### TASK ITEM:
In the listing below, find the line containing "692.9 (×3) eV" and the line containing "- 1 (card Q), C7H8O, monoisotopic". Repeat exactly those two lines and every line between them, nothing more.

### GIVEN ENTRIES:

|---|

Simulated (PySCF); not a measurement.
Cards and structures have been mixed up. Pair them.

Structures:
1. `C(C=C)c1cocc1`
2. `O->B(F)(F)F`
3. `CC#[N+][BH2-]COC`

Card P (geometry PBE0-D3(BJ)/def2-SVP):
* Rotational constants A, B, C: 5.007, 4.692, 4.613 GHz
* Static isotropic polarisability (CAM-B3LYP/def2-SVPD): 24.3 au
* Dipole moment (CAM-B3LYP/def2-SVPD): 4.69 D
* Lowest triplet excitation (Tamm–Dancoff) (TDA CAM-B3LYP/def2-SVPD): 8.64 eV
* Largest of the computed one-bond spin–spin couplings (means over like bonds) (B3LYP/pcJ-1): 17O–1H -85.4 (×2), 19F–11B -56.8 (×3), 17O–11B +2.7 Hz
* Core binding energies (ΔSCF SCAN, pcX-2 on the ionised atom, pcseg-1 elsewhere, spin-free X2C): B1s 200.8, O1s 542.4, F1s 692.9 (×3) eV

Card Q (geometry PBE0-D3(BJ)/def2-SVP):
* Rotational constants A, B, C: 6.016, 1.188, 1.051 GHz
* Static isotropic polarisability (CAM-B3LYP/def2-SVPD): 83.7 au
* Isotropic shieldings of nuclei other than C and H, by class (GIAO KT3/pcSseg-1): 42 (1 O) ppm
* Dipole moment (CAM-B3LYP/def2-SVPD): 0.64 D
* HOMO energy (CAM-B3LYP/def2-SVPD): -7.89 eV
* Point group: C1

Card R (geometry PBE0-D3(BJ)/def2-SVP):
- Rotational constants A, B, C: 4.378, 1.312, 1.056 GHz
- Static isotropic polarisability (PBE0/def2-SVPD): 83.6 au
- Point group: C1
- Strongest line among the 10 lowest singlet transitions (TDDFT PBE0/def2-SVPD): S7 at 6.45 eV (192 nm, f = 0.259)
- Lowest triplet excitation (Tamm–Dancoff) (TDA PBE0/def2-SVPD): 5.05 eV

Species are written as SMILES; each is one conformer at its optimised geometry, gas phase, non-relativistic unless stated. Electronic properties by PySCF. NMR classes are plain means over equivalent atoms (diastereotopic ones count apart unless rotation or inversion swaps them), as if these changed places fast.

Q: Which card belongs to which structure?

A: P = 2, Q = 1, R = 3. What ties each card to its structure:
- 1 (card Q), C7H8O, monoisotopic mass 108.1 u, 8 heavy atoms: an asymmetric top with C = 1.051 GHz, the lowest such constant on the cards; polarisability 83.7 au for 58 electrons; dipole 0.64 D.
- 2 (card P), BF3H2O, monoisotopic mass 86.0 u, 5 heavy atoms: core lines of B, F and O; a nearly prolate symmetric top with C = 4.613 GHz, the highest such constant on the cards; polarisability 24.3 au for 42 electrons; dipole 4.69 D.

|---|

### YOUR RESPONSE:
* Core binding energies (ΔSCF SCAN, pcX-2 on the ionised atom, pcseg-1 elsewhere, spin-free X2C): B1s 200.8, O1s 542.4, F1s 692.9 (×3) eV

Card Q (geometry PBE0-D3(BJ)/def2-SVP):
* Rotational constants A, B, C: 6.016, 1.188, 1.051 GHz
* Static isotropic polarisability (CAM-B3LYP/def2-SVPD): 83.7 au
* Isotropic shieldings of nuclei other than C and H, by class (GIAO KT3/pcSseg-1): 42 (1 O) ppm
* Dipole moment (CAM-B3LYP/def2-SVPD): 0.64 D
* HOMO energy (CAM-B3LYP/def2-SVPD): -7.89 eV
* Point group: C1

Card R (geometry PBE0-D3(BJ)/def2-SVP):
- Rotational constants A, B, C: 4.378, 1.312, 1.056 GHz
- Static isotropic polarisability (PBE0/def2-SVPD): 83.6 au
- Point group: C1
- Strongest line among the 10 lowest singlet transitions (TDDFT PBE0/def2-SVPD): S7 at 6.45 eV (192 nm, f = 0.259)
- Lowest triplet excitation (Tamm–Dancoff) (TDA PBE0/def2-SVPD): 5.05 eV

Species are written as SMILES; each is one conformer at its optimised geometry, gas phase, non-relativistic unless stated. Electronic properties by PySCF. NMR classes are plain means over equivalent atoms (diastereotopic ones count apart unless rotation or inversion swaps them), as if these changed places fast.

Q: Which card belongs to which structure?

A: P = 2, Q = 1, R = 3. What ties each card to its structure:
- 1 (card Q), C7H8O, monoisotopic mass 108.1 u, 8 heavy atoms: an asymmetric top with C = 1.051 GHz, the lowest such constant on the cards; polarisability 83.7 au for 58 electrons; dipole 0.64 D.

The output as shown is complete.